=== Assigned task ===
Once the line with "Question: Rank them" is found in the data, output it and each following line exactly, up to and including the line with "Answer: A (0.0), B (295.4).", and nothing before or after.

=== Extracted entries ===
= = =
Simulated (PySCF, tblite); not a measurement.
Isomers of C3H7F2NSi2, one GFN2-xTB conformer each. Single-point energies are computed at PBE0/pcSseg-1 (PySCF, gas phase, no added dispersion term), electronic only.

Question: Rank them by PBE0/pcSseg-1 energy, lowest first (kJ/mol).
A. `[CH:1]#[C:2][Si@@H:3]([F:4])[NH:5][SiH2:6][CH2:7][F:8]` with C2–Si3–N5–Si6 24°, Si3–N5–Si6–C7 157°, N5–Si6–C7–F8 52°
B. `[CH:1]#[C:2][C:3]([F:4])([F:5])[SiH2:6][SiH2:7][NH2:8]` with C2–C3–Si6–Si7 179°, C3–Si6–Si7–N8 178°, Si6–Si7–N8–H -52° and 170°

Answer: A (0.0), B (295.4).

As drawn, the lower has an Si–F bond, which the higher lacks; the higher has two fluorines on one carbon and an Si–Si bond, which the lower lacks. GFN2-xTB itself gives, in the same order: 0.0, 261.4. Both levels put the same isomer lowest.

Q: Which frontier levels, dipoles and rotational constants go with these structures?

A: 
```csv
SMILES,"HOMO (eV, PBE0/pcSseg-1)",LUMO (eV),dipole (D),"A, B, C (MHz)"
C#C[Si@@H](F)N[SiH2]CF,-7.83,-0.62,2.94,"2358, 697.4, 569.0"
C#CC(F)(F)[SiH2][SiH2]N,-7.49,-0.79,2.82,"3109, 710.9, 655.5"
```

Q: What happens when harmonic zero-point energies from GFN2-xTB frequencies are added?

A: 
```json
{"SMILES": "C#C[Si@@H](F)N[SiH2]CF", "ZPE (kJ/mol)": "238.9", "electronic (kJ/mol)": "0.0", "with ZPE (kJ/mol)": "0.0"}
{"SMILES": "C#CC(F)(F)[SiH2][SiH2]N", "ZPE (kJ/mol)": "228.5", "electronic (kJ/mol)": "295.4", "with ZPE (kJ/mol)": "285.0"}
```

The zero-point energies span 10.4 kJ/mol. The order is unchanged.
= = =

=== Answer box ===
Question: Rank them by PBE0/pcSseg-1 energy, lowest first (kJ/mol).
A. `[CH:1]#[C:2][Si@@H:3]([F:4])[NH:5][SiH2:6][CH2:7][F:8]` with C2–Si3–N5–Si6 24°, Si3–N5–Si6–C7 157°, N5–Si6–C7–F8 52°
B. `[CH:1]#[C:2][C:3]([F:4])([F:5])[SiH2:6][SiH2:7][NH2:8]` with C2–C3–Si6–Si7 179°, C3–Si6–Si7–N8 178°, Si6–Si7–N8–H -52° and 170°

Answer: A (0.0), B (295.4).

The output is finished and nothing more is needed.